**REQUIRED ACTION**
Top to bottom, output the entries that follow exactly.

**EXCERPTED RECORDS**
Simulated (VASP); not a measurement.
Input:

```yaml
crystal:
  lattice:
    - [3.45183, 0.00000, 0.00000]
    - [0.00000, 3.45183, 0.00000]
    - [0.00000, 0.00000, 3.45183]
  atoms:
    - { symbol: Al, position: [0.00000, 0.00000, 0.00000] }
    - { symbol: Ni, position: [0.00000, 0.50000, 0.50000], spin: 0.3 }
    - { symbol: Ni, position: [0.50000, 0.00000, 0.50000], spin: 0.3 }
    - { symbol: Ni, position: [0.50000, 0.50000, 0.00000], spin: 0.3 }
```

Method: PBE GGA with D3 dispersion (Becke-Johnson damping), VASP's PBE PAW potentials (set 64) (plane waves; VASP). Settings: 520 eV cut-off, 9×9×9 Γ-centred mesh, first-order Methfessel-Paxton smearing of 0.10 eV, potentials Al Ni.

**YOUR SOLUTION**
Simulated (VASP); not a measurement.
Input:

```yaml
crystal:
  lattice:
    - [3.45183, 0.00000, 0.00000]
    - [0.00000, 3.45183, 0.00000]
    - [0.00000, 0.00000, 3.45183]
  atoms:
    - { symbol: Al, position: [0.00000, 0.00000, 0.00000] }
    - { symbol: Ni, position: [0.00000, 0.50000, 0.50000], spin: 0.3 }
    - { symbol: Ni, position: [0.50000, 0.00000, 0.50000], spin: 0.3 }
    - { symbol: Ni, position: [0.50000, 0.50000, 0.00000], spin: 0.3 }
```

Method: PBE GGA with D3 dispersion (Becke-Johnson damping), VASP's PBE PAW potentials (set 64) (plane waves; VASP). Settings: 520 eV cut-off, 9×9×9 Γ-centred mesh, first-order Methfessel-Paxton smearing of 0.10 eV, potentials Al Ni.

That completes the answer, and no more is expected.